Assignment = Within the records below, reproduce without change the lines from the line that has "Energies from PySCF, thermal" through the line that has "Prediction at 1400", and only those.

/---

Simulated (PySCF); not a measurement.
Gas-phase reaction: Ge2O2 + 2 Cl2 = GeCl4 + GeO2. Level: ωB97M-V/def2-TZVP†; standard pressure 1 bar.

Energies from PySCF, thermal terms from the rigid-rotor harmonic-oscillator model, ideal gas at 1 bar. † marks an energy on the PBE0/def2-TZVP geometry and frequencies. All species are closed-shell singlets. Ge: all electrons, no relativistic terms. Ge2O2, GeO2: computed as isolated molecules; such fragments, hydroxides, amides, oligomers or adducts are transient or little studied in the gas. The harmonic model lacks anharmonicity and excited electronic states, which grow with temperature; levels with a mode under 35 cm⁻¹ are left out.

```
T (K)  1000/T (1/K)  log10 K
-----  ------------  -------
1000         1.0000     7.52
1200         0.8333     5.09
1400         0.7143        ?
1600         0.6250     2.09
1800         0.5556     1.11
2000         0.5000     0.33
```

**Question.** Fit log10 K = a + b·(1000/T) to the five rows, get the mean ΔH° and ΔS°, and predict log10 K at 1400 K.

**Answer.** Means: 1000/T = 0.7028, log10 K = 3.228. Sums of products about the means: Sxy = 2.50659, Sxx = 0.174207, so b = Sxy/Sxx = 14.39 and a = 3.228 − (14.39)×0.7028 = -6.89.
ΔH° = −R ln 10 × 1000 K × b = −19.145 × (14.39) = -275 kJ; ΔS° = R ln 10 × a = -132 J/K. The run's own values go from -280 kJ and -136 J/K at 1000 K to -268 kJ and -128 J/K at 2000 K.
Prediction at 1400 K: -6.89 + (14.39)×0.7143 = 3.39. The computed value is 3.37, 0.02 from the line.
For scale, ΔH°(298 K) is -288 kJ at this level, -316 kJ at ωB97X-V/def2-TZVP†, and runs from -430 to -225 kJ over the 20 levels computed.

\---

Task output =
Energies from PySCF, thermal terms from the rigid-rotor harmonic-oscillator model, ideal gas at 1 bar. † marks an energy on the PBE0/def2-TZVP geometry and frequencies. All species are closed-shell singlets. Ge: all electrons, no relativistic terms. Ge2O2, GeO2: computed as isolated molecules; such fragments, hydroxides, amides, oligomers or adducts are transient or little studied in the gas. The harmonic model lacks anharmonicity and excited electronic states, which grow with temperature; levels with a mode under 35 cm⁻¹ are left out.

```
T (K)  1000/T (1/K)  log10 K
-----  ------------  -------
1000         1.0000     7.52
1200         0.8333     5.09
1400         0.7143        ?
1600         0.6250     2.09
1800         0.5556     1.11
2000         0.5000     0.33
```

**Question.** Fit log10 K = a + b·(1000/T) to the five rows, get the mean ΔH° and ΔS°, and predict log10 K at 1400 K.

**Answer.** Means: 1000/T = 0.7028, log10 K = 3.228. Sums of products about the means: Sxy = 2.50659, Sxx = 0.174207, so b = Sxy/Sxx = 14.39 and a = 3.228 − (14.39)×0.7028 = -6.89.
ΔH° = −R ln 10 × 1000 K × b = −19.145 × (14.39) = -275 kJ; ΔS° = R ln 10 × a = -132 J/K. The run's own values go from -280 kJ and -136 J/K at 1000 K to -268 kJ and -128 J/K at 2000 K.
Prediction at 1400 K: -6.89 + (14.39)×0.7143 = 3.39. The computed value is 3.37, 0.02 from the line.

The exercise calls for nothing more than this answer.